Work request: Instruction for the entries that follow: retype exactly the lines from the line with "# Ti(0001), 5" to the line with "Symmetry: P6_3/mmc, No.", both included, and omit all others.

Source data START

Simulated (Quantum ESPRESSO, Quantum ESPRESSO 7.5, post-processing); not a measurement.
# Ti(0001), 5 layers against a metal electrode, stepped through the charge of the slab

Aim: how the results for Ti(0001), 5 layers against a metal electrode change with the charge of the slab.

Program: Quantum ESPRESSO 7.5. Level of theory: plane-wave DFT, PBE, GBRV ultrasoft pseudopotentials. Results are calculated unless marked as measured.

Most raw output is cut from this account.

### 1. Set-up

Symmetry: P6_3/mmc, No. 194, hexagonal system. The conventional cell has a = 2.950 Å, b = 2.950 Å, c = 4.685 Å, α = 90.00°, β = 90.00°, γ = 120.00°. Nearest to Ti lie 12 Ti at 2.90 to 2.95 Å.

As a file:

Source data END

Answer area:
# Ti(0001), 5 layers against a metal electrode, stepped through the charge of the slab

Aim: how the results for Ti(0001), 5 layers against a metal electrode change with the charge of the slab.

Program: Quantum ESPRESSO 7.5. Level of theory: plane-wave DFT, PBE, GBRV ultrasoft pseudopotentials. Results are calculated unless marked as measured.

Most raw output is cut from this account.

### 1. Set-up

Symmetry: P6_3/mmc, No. 194, hexagonal system. The conventional cell has a = 2.950 Å, b = 2.950 Å, c = 4.685 Å, α = 90.00°, β = 90.00°, γ = 120.00°. Nearest to Ti lie 12 Ti at 2.90 to 2.95 Å.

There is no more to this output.